<<<<
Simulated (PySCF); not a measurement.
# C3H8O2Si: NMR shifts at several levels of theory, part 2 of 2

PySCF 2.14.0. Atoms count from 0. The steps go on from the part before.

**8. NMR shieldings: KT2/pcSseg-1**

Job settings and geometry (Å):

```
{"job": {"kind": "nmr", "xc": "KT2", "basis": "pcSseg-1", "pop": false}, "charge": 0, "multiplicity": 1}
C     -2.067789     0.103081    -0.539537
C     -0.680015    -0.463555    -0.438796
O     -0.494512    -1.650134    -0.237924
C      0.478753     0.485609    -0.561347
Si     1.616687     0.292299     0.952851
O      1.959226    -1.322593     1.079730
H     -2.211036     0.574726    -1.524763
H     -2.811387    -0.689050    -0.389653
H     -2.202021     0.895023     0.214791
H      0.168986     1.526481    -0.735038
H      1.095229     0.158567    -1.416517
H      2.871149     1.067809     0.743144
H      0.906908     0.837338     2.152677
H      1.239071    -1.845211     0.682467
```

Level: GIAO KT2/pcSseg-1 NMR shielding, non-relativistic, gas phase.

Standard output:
>>>>

The entries shown above must be restated word for word.

Simulated (PySCF); not a measurement.
# C3H8O2Si: NMR shifts at several levels of theory, part 2 of 2

PySCF 2.14.0. Atoms count from 0. The steps go on from the part before.

**8. NMR shieldings: KT2/pcSseg-1**

Job settings and geometry (Å):

```
{"job": {"kind": "nmr", "xc": "KT2", "basis": "pcSseg-1", "pop": false}, "charge": 0, "multiplicity": 1}
C     -2.067789     0.103081    -0.539537
C     -0.680015    -0.463555    -0.438796
O     -0.494512    -1.650134    -0.237924
C      0.478753     0.485609    -0.561347
Si     1.616687     0.292299     0.952851
O      1.959226    -1.322593     1.079730
H     -2.211036     0.574726    -1.524763
H     -2.811387    -0.689050    -0.389653
H     -2.202021     0.895023     0.214791
H      0.168986     1.526481    -0.735038
H      1.095229     0.158567    -1.416517
H      2.871149     1.067809     0.743144
H      0.906908     0.837338     2.152677
H      1.239071    -1.845211     0.682467
```

Level: GIAO KT2/pcSseg-1 NMR shielding, non-relativistic, gas phase.

Standard output:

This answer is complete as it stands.